- **Given entries**:
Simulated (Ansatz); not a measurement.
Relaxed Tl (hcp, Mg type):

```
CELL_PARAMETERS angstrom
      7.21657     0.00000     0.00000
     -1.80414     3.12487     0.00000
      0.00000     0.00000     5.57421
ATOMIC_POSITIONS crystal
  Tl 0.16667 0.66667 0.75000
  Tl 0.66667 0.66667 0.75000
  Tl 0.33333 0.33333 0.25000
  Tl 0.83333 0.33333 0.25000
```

- **Required action**: Give all of the material again, exactly.

- **Worked solution**:
Simulated (Ansatz); not a measurement.
Relaxed Tl (hcp, Mg type):

```
CELL_PARAMETERS angstrom
      7.21657     0.00000     0.00000
     -1.80414     3.12487     0.00000
      0.00000     0.00000     5.57421
ATOMIC_POSITIONS crystal
  Tl 0.16667 0.66667 0.75000
  Tl 0.66667 0.66667 0.75000
  Tl 0.33333 0.33333 0.25000
  Tl 0.83333 0.33333 0.25000
```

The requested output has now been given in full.